_Dataset content_
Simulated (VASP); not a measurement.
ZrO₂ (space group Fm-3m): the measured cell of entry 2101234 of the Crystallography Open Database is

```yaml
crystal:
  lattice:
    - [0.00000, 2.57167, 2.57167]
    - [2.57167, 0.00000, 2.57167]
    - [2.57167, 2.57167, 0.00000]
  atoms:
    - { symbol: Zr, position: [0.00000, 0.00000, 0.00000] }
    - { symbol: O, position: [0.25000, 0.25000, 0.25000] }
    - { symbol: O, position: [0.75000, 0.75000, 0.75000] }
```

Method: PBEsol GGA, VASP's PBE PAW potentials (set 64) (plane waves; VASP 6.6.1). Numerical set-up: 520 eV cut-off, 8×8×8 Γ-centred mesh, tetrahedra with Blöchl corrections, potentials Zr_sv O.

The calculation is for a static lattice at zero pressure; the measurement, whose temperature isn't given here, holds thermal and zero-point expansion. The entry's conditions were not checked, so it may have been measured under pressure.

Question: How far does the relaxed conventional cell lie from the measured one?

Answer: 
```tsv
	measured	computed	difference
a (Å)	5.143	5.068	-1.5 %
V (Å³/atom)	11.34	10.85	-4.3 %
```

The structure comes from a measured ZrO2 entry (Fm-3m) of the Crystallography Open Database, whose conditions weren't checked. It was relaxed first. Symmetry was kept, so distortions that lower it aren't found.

_Work order_
Copy out the material word for word and line for line.

_Written answer_
Simulated (VASP); not a measurement.
ZrO₂ (space group Fm-3m): the measured cell of entry 2101234 of the Crystallography Open Database is

```yaml
crystal:
  lattice:
    - [0.00000, 2.57167, 2.57167]
    - [2.57167, 0.00000, 2.57167]
    - [2.57167, 2.57167, 0.00000]
  atoms:
    - { symbol: Zr, position: [0.00000, 0.00000, 0.00000] }
    - { symbol: O, position: [0.25000, 0.25000, 0.25000] }
    - { symbol: O, position: [0.75000, 0.75000, 0.75000] }
```

Method: PBEsol GGA, VASP's PBE PAW potentials (set 64) (plane waves; VASP 6.6.1). Numerical set-up: 520 eV cut-off, 8×8×8 Γ-centred mesh, tetrahedra with Blöchl corrections, potentials Zr_sv O.

The calculation is for a static lattice at zero pressure; the measurement, whose temperature isn't given here, holds thermal and zero-point expansion. The entry's conditions were not checked, so it may have been measured under pressure.

Question: How far does the relaxed conventional cell lie from the measured one?

Answer: 
```tsv
	measured	computed	difference
a (Å)	5.143	5.068	-1.5 %
V (Å³/atom)	11.34	10.85	-4.3 %
```

The structure comes from a measured ZrO2 entry (Fm-3m) of the Crystallography Open Database, whose conditions weren't checked. It was relaxed first. Symmetry was kept, so distortions that lower it aren't found.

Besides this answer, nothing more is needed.